• [TASK ITEM]:
Each entry in the material below should be reproduced exactly.

━━━
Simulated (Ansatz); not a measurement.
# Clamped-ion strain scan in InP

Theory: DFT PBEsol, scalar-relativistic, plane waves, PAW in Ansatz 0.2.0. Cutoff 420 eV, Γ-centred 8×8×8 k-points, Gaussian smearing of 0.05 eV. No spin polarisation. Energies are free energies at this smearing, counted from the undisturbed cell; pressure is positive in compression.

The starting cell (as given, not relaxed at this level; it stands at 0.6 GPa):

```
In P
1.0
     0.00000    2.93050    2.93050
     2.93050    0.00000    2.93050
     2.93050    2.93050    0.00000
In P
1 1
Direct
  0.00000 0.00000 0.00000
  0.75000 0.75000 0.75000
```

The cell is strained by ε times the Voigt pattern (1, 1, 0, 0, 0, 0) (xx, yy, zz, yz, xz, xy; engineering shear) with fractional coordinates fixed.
━━━

• [YOUR SOLUTION]:
Simulated (Ansatz); not a measurement.
# Clamped-ion strain scan in InP

Theory: DFT PBEsol, scalar-relativistic, plane waves, PAW in Ansatz 0.2.0. Cutoff 420 eV, Γ-centred 8×8×8 k-points, Gaussian smearing of 0.05 eV. No spin polarisation. Energies are free energies at this smearing, counted from the undisturbed cell; pressure is positive in compression.

The starting cell (as given, not relaxed at this level; it stands at 0.6 GPa):

```
In P
1.0
     0.00000    2.93050    2.93050
     2.93050    0.00000    2.93050
     2.93050    2.93050    0.00000
In P
1 1
Direct
  0.00000 0.00000 0.00000
  0.75000 0.75000 0.75000
```

The cell is strained by ε times the Voigt pattern (1, 1, 0, 0, 0, 0) (xx, yy, zz, yz, xz, xy; engineering shear) with fractional coordinates fixed.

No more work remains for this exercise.